- - - -
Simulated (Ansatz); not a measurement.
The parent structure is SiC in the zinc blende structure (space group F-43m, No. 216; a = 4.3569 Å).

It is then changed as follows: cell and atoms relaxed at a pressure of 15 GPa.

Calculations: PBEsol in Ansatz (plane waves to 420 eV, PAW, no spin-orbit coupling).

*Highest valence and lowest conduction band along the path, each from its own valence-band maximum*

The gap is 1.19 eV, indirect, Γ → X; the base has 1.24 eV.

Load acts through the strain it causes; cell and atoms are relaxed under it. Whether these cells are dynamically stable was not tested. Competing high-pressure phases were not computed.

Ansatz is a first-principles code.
- - - -

# Activity
Write out the data above again, word for word.

# Exercise solution
Simulated (Ansatz); not a measurement.
The parent structure is SiC in the zinc blende structure (space group F-43m, No. 216; a = 4.3569 Å).

It is then changed as follows: cell and atoms relaxed at a pressure of 15 GPa.

Calculations: PBEsol in Ansatz (plane waves to 420 eV, PAW, no spin-orbit coupling).

*Highest valence and lowest conduction band along the path, each from its own valence-band maximum*

The gap is 1.19 eV, indirect, Γ → X; the base has 1.24 eV.

Load acts through the strain it causes; cell and atoms are relaxed under it. Whether these cells are dynamically stable was not tested. Competing high-pressure phases were not computed.

Ansatz is a first-principles code.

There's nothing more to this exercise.